> [Work request]:
For this exercise, transcribe the records below without changing a word.

+++ Data extracts +++
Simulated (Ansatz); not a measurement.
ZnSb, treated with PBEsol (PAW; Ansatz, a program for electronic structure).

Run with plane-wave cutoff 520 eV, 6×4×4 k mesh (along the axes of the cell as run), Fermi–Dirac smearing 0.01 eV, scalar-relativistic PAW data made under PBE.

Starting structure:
+++

> [Written solution]:
Simulated (Ansatz); not a measurement.
ZnSb, treated with PBEsol (PAW; Ansatz, a program for electronic structure).

Run with plane-wave cutoff 520 eV, 6×4×4 k mesh (along the axes of the cell as run), Fermi–Dirac smearing 0.01 eV, scalar-relativistic PAW data made under PBE.

Starting structure:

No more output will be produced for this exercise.